[RECORDED DATA]:
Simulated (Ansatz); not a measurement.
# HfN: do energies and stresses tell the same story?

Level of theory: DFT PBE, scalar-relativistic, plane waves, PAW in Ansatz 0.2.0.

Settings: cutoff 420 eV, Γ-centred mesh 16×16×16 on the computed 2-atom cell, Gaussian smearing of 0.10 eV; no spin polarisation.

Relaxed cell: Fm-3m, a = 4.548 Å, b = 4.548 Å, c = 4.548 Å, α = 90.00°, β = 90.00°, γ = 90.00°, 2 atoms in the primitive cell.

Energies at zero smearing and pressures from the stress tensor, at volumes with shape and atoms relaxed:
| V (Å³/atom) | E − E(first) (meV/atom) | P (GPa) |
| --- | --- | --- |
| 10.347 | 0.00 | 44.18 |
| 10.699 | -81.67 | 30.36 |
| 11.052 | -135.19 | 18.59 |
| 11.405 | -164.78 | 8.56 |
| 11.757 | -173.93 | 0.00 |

[WORK ITEM]: Exactly as shown above, return all of the entries.

[TASK RESPONSE]:
Simulated (Ansatz); not a measurement.
# HfN: do energies and stresses tell the same story?

Level of theory: DFT PBE, scalar-relativistic, plane waves, PAW in Ansatz 0.2.0.

Settings: cutoff 420 eV, Γ-centred mesh 16×16×16 on the computed 2-atom cell, Gaussian smearing of 0.10 eV; no spin polarisation.

Relaxed cell: Fm-3m, a = 4.548 Å, b = 4.548 Å, c = 4.548 Å, α = 90.00°, β = 90.00°, γ = 90.00°, 2 atoms in the primitive cell.

Energies at zero smearing and pressures from the stress tensor, at volumes with shape and atoms relaxed:
| V (Å³/atom) | E − E(first) (meV/atom) | P (GPa) |
| --- | --- | --- |
| 10.347 | 0.00 | 44.18 |
| 10.699 | -81.67 | 30.36 |
| 11.052 | -135.19 | 18.59 |
| 11.405 | -164.78 | 8.56 |
| 11.757 | -173.93 | 0.00 |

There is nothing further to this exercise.